Please repeat the data shown below, word for word.

————
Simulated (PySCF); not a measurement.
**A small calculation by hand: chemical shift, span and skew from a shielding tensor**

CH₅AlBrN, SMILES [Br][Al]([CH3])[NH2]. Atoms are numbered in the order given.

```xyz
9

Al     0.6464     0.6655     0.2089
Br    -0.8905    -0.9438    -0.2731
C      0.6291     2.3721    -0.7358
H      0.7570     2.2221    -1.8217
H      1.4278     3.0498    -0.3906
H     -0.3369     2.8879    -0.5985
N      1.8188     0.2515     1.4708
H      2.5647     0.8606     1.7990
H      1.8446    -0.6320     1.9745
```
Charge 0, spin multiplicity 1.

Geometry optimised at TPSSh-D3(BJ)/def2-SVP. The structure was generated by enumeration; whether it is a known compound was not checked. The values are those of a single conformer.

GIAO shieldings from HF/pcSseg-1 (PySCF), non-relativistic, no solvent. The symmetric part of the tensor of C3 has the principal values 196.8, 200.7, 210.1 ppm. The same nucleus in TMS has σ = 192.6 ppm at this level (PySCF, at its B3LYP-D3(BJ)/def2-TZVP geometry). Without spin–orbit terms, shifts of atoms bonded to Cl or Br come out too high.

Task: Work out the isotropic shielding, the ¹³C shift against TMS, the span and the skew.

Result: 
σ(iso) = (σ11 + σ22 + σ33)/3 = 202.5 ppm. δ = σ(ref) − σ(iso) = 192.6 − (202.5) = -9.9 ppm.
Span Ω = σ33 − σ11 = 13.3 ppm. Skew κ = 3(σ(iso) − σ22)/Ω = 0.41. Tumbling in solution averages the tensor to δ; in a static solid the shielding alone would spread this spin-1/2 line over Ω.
————

**Exercise output**
Simulated (PySCF); not a measurement.
**A small calculation by hand: chemical shift, span and skew from a shielding tensor**

CH₅AlBrN, SMILES [Br][Al]([CH3])[NH2]. Atoms are numbered in the order given.

```xyz
9

Al     0.6464     0.6655     0.2089
Br    -0.8905    -0.9438    -0.2731
C      0.6291     2.3721    -0.7358
H      0.7570     2.2221    -1.8217
H      1.4278     3.0498    -0.3906
H     -0.3369     2.8879    -0.5985
N      1.8188     0.2515     1.4708
H      2.5647     0.8606     1.7990
H      1.8446    -0.6320     1.9745
```
Charge 0, spin multiplicity 1.

Geometry optimised at TPSSh-D3(BJ)/def2-SVP. The structure was generated by enumeration; whether it is a known compound was not checked. The values are those of a single conformer.

GIAO shieldings from HF/pcSseg-1 (PySCF), non-relativistic, no solvent. The symmetric part of the tensor of C3 has the principal values 196.8, 200.7, 210.1 ppm. The same nucleus in TMS has σ = 192.6 ppm at this level (PySCF, at its B3LYP-D3(BJ)/def2-TZVP geometry). Without spin–orbit terms, shifts of atoms bonded to Cl or Br come out too high.

Task: Work out the isotropic shielding, the ¹³C shift against TMS, the span and the skew.

Result: 
σ(iso) = (σ11 + σ22 + σ33)/3 = 202.5 ppm. δ = σ(ref) − σ(iso) = 192.6 − (202.5) = -9.9 ppm.
Span Ω = σ33 − σ11 = 13.3 ppm. Skew κ = 3(σ(iso) − σ22)/Ω = 0.41. Tumbling in solution averages the tensor to δ; in a static solid the shielding alone would spread this spin-1/2 line over Ω.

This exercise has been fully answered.